Write out, word for word, the first line of the data below and every line after it through the one containing "## Step 1: The structure".

== Information given ==
-*-*-
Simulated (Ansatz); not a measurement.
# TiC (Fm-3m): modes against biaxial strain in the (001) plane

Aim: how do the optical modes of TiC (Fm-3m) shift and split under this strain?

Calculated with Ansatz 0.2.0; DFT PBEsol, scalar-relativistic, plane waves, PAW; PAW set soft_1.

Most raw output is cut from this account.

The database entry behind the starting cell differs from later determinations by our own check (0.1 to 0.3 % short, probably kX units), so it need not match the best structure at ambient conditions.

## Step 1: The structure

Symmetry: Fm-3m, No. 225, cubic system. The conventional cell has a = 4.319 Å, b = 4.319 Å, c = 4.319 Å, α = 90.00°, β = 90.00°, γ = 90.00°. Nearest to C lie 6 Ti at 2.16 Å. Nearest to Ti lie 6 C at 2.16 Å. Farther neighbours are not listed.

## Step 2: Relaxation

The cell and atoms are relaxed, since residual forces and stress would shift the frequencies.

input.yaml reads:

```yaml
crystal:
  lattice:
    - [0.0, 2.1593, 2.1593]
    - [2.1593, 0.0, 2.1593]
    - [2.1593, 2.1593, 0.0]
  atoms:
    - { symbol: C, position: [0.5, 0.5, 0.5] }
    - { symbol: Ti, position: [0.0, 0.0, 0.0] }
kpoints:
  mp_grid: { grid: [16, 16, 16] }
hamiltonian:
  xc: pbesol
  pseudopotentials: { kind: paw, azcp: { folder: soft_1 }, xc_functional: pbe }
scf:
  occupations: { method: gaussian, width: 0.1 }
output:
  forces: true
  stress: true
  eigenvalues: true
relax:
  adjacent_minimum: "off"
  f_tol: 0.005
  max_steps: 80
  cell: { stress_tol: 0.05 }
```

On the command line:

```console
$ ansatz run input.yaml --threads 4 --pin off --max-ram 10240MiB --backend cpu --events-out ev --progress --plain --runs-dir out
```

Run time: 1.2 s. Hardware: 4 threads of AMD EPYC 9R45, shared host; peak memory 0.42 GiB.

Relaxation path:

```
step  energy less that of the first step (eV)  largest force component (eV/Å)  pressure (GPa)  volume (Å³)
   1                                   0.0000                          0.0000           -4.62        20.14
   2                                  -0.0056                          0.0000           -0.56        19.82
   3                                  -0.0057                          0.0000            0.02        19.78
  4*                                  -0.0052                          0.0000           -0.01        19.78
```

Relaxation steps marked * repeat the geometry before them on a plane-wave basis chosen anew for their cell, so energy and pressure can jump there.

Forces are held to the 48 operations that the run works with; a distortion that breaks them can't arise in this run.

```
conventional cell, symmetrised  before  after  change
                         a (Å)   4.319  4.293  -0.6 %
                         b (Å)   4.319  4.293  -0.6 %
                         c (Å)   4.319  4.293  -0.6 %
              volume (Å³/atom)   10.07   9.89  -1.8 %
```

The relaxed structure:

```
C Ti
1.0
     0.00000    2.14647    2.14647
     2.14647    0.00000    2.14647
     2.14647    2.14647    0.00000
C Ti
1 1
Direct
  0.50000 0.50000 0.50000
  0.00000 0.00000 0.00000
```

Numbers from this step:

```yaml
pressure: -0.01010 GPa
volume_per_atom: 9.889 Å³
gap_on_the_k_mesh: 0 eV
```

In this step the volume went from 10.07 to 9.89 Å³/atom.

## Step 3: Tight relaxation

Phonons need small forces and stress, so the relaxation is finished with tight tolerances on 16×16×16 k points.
-*-*-

== Problem solution ==
Simulated (Ansatz); not a measurement.
# TiC (Fm-3m): modes against biaxial strain in the (001) plane

Aim: how do the optical modes of TiC (Fm-3m) shift and split under this strain?

Calculated with Ansatz 0.2.0; DFT PBEsol, scalar-relativistic, plane waves, PAW; PAW set soft_1.

Most raw output is cut from this account.

The database entry behind the starting cell differs from later determinations by our own check (0.1 to 0.3 % short, probably kX units), so it need not match the best structure at ambient conditions.

## Step 1: The structure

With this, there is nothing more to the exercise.